*Work item*
Entries follow. Give back exactly the lines starting at the one containing "### Input, run 1" and ending at the one containing "Hardware: 1 CPU thread, shared host.", and no other lines.

───── Dataset content ─────

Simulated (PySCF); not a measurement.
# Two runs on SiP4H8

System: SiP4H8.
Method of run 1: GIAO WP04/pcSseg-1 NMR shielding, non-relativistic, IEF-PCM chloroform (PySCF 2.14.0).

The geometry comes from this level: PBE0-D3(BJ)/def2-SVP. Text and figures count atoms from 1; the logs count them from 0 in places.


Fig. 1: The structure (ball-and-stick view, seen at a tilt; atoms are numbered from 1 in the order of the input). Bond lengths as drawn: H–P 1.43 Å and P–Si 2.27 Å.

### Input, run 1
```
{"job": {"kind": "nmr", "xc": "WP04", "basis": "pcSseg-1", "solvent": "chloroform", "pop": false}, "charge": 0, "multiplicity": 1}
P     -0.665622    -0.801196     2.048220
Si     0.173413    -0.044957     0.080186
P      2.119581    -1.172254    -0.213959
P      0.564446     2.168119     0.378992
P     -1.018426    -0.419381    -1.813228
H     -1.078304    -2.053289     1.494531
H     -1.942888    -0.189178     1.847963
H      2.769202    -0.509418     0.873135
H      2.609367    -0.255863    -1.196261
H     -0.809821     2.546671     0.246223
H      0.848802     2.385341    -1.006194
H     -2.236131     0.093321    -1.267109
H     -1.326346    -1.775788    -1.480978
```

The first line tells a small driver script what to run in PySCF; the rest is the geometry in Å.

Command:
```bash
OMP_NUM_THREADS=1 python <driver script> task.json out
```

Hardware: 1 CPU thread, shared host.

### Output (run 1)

─────

*Your solution*
### Input, run 1
```
{"job": {"kind": "nmr", "xc": "WP04", "basis": "pcSseg-1", "solvent": "chloroform", "pop": false}, "charge": 0, "multiplicity": 1}
P     -0.665622    -0.801196     2.048220
Si     0.173413    -0.044957     0.080186
P      2.119581    -1.172254    -0.213959
P      0.564446     2.168119     0.378992
P     -1.018426    -0.419381    -1.813228
H     -1.078304    -2.053289     1.494531
H     -1.942888    -0.189178     1.847963
H      2.769202    -0.509418     0.873135
H      2.609367    -0.255863    -1.196261
H     -0.809821     2.546671     0.246223
H      0.848802     2.385341    -1.006194
H     -2.236131     0.093321    -1.267109
H     -1.326346    -1.775788    -1.480978
```

The first line tells a small driver script what to run in PySCF; the rest is the geometry in Å.

Command:
```bash
OMP_NUM_THREADS=1 python <driver script> task.json out
```

Hardware: 1 CPU thread, shared host.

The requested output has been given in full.